— WORK ORDER —
Repeat, exactly and completely, the entries shown underneath.

— DATA SUPPLIED —
===============
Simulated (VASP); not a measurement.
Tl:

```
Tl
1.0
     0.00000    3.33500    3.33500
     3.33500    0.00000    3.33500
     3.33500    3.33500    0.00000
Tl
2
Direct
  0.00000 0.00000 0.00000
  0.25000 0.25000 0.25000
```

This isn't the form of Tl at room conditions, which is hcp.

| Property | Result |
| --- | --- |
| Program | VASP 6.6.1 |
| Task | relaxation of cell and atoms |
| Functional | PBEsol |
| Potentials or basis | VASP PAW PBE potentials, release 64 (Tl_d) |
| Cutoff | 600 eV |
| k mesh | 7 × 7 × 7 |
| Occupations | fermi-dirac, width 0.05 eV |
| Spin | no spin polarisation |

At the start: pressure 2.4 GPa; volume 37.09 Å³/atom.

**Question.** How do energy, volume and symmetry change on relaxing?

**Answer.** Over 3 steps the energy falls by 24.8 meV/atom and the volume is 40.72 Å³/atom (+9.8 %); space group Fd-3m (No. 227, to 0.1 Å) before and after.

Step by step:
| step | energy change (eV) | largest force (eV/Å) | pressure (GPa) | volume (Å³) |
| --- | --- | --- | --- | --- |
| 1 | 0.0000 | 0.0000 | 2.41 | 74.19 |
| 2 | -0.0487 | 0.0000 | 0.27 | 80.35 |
===============

— REPLY —
Simulated (VASP); not a measurement.
Tl:

```
Tl
1.0
     0.00000    3.33500    3.33500
     3.33500    0.00000    3.33500
     3.33500    3.33500    0.00000
Tl
2
Direct
  0.00000 0.00000 0.00000
  0.25000 0.25000 0.25000
```

This isn't the form of Tl at room conditions, which is hcp.

| Property | Result |
| --- | --- |
| Program | VASP 6.6.1 |
| Task | relaxation of cell and atoms |
| Functional | PBEsol |
| Potentials or basis | VASP PAW PBE potentials, release 64 (Tl_d) |
| Cutoff | 600 eV |
| k mesh | 7 × 7 × 7 |
| Occupations | fermi-dirac, width 0.05 eV |
| Spin | no spin polarisation |

At the start: pressure 2.4 GPa; volume 37.09 Å³/atom.

**Question.** How do energy, volume and symmetry change on relaxing?

**Answer.** Over 3 steps the energy falls by 24.8 meV/atom and the volume is 40.72 Å³/atom (+9.8 %); space group Fd-3m (No. 227, to 0.1 Å) before and after.

Step by step:
| step | energy change (eV) | largest force (eV/Å) | pressure (GPa) | volume (Å³) |
| --- | --- | --- | --- | --- |
| 1 | 0.0000 | 0.0000 | 2.41 | 74.19 |
| 2 | -0.0487 | 0.0000 | 0.27 | 80.35 |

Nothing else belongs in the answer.